▸ **ASSIGNED TASK**: Give back exactly the lines of the entries below from the line with "# TaN in VASP and in Ansatz" to the line with "VASP's potentials were", inclusive, and only those.

▸ **LISTED RECORDS**:
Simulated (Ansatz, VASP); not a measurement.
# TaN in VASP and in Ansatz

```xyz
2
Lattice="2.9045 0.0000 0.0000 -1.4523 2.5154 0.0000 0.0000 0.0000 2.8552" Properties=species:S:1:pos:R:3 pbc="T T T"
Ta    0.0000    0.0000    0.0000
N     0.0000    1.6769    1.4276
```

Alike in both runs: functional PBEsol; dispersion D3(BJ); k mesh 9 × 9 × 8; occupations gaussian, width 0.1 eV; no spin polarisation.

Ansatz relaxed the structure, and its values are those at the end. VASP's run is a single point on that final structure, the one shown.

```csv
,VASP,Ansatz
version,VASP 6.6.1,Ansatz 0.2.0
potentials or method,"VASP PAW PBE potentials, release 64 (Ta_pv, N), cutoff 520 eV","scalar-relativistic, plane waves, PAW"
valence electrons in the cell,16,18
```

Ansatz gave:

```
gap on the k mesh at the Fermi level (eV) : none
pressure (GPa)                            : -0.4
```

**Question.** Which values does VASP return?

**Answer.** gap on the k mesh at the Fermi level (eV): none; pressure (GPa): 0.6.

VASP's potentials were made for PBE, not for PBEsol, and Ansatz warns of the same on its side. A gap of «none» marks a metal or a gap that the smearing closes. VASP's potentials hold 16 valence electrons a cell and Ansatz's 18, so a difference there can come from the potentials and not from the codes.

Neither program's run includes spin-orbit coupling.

▸ **EXERCISE RESPONSE**:
# TaN in VASP and in Ansatz

```xyz
2
Lattice="2.9045 0.0000 0.0000 -1.4523 2.5154 0.0000 0.0000 0.0000 2.8552" Properties=species:S:1:pos:R:3 pbc="T T T"
Ta    0.0000    0.0000    0.0000
N     0.0000    1.6769    1.4276
```

Alike in both runs: functional PBEsol; dispersion D3(BJ); k mesh 9 × 9 × 8; occupations gaussian, width 0.1 eV; no spin polarisation.

Ansatz relaxed the structure, and its values are those at the end. VASP's run is a single point on that final structure, the one shown.

```csv
,VASP,Ansatz
version,VASP 6.6.1,Ansatz 0.2.0
potentials or method,"VASP PAW PBE potentials, release 64 (Ta_pv, N), cutoff 520 eV","scalar-relativistic, plane waves, PAW"
valence electrons in the cell,16,18
```

Ansatz gave:

```
gap on the k mesh at the Fermi level (eV) : none
pressure (GPa)                            : -0.4
```

**Question.** Which values does VASP return?

**Answer.** gap on the k mesh at the Fermi level (eV): none; pressure (GPa): 0.6.

VASP's potentials were made for PBE, not for PBEsol, and Ansatz warns of the same on its side. A gap of «none» marks a metal or a gap that the smearing closes. VASP's potentials hold 16 valence electrons a cell and Ansatz's 18, so a difference there can come from the potentials and not from the codes.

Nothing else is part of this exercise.